+--

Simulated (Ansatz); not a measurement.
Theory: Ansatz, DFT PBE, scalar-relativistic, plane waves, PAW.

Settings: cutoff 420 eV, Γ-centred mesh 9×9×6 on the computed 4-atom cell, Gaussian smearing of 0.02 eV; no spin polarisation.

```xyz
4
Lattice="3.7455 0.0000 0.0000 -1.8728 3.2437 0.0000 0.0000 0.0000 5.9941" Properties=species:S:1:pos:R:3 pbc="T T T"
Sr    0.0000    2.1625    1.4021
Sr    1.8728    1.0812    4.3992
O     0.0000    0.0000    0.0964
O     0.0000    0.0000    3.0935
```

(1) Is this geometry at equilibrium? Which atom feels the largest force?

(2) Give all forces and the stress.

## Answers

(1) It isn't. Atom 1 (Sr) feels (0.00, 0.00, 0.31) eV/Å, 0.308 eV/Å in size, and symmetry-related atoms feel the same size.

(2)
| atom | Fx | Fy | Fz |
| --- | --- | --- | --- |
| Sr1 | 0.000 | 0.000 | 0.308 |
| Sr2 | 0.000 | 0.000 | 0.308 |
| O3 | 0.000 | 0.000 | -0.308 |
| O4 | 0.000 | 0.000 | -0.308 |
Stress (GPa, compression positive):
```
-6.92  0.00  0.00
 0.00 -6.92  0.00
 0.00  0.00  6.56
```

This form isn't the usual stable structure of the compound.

+--

Only an exact copy of the lines from the beginning of the listing through the line with "Fx | Fy | Fz |", both included, belongs in the answer.

_EXERCISE RESPONSE_.
Simulated (Ansatz); not a measurement.
Theory: Ansatz, DFT PBE, scalar-relativistic, plane waves, PAW.

Settings: cutoff 420 eV, Γ-centred mesh 9×9×6 on the computed 4-atom cell, Gaussian smearing of 0.02 eV; no spin polarisation.

```xyz
4
Lattice="3.7455 0.0000 0.0000 -1.8728 3.2437 0.0000 0.0000 0.0000 5.9941" Properties=species:S:1:pos:R:3 pbc="T T T"
Sr    0.0000    2.1625    1.4021
Sr    1.8728    1.0812    4.3992
O     0.0000    0.0000    0.0964
O     0.0000    0.0000    3.0935
```

(1) Is this geometry at equilibrium? Which atom feels the largest force?

(2) Give all forces and the stress.

## Answers

(1) It isn't. Atom 1 (Sr) feels (0.00, 0.00, 0.31) eV/Å, 0.308 eV/Å in size, and symmetry-related atoms feel the same size.

(2)
| atom | Fx | Fy | Fz |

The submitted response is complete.